LISTED ENTRIES ▸
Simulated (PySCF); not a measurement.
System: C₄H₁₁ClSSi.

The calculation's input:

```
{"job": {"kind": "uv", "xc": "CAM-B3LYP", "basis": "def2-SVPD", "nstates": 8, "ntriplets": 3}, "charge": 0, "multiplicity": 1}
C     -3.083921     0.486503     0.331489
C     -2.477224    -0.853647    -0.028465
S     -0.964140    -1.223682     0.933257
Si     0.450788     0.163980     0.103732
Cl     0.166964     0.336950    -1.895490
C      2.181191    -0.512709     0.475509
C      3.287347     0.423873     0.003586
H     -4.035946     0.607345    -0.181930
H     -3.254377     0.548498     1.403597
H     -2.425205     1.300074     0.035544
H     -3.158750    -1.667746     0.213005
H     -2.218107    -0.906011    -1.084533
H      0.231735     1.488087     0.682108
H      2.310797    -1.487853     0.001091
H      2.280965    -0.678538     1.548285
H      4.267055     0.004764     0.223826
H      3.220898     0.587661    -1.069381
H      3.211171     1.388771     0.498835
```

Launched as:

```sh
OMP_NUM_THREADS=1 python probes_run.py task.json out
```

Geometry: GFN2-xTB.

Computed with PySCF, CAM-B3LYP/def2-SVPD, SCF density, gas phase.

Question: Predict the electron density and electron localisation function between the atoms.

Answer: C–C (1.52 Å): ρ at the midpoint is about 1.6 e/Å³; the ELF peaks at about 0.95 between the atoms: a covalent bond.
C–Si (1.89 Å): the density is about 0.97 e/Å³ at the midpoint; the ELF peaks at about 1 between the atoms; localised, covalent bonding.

WORK ITEM ▸
Give the material above again, word for word.

ANSWER SPACE ▸
Simulated (PySCF); not a measurement.
System: C₄H₁₁ClSSi.

The calculation's input:

```
{"job": {"kind": "uv", "xc": "CAM-B3LYP", "basis": "def2-SVPD", "nstates": 8, "ntriplets": 3}, "charge": 0, "multiplicity": 1}
C     -3.083921     0.486503     0.331489
C     -2.477224    -0.853647    -0.028465
S     -0.964140    -1.223682     0.933257
Si     0.450788     0.163980     0.103732
Cl     0.166964     0.336950    -1.895490
C      2.181191    -0.512709     0.475509
C      3.287347     0.423873     0.003586
H     -4.035946     0.607345    -0.181930
H     -3.254377     0.548498     1.403597
H     -2.425205     1.300074     0.035544
H     -3.158750    -1.667746     0.213005
H     -2.218107    -0.906011    -1.084533
H      0.231735     1.488087     0.682108
H      2.310797    -1.487853     0.001091
H      2.280965    -0.678538     1.548285
H      4.267055     0.004764     0.223826
H      3.220898     0.587661    -1.069381
H      3.211171     1.388771     0.498835
```

Launched as:

```sh
OMP_NUM_THREADS=1 python probes_run.py task.json out
```

Geometry: GFN2-xTB.

Computed with PySCF, CAM-B3LYP/def2-SVPD, SCF density, gas phase.

Question: Predict the electron density and electron localisation function between the atoms.

Answer: C–C (1.52 Å): ρ at the midpoint is about 1.6 e/Å³; the ELF peaks at about 0.95 between the atoms: a covalent bond.
C–Si (1.89 Å): the density is about 0.97 e/Å³ at the midpoint; the ELF peaks at about 1 between the atoms; localised, covalent bonding.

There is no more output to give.